-- Given information follows --

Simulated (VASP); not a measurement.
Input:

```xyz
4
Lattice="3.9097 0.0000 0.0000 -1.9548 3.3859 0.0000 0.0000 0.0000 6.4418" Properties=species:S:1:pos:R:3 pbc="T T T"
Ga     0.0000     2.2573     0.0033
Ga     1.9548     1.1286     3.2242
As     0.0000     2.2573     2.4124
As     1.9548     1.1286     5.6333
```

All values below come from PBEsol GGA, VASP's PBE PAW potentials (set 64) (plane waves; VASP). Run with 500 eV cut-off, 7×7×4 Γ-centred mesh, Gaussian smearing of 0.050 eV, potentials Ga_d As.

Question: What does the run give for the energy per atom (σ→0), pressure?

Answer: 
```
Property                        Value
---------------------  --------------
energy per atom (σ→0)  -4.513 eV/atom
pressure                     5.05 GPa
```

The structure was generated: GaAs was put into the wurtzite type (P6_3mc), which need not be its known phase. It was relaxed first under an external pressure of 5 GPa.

-- Given information concluded --

▶ [Assignment]: Each record above, from first to last, should be written out again exactly.

▶ [Your solution]:
Simulated (VASP); not a measurement.
Input:

```xyz
4
Lattice="3.9097 0.0000 0.0000 -1.9548 3.3859 0.0000 0.0000 0.0000 6.4418" Properties=species:S:1:pos:R:3 pbc="T T T"
Ga     0.0000     2.2573     0.0033
Ga     1.9548     1.1286     3.2242
As     0.0000     2.2573     2.4124
As     1.9548     1.1286     5.6333
```

All values below come from PBEsol GGA, VASP's PBE PAW potentials (set 64) (plane waves; VASP). Run with 500 eV cut-off, 7×7×4 Γ-centred mesh, Gaussian smearing of 0.050 eV, potentials Ga_d As.

Question: What does the run give for the energy per atom (σ→0), pressure?

Answer: 
```
Property                        Value
---------------------  --------------
energy per atom (σ→0)  -4.513 eV/atom
pressure                     5.05 GPa
```

The structure was generated: GaAs was put into the wurtzite type (P6_3mc), which need not be its known phase. It was relaxed first under an external pressure of 5 GPa.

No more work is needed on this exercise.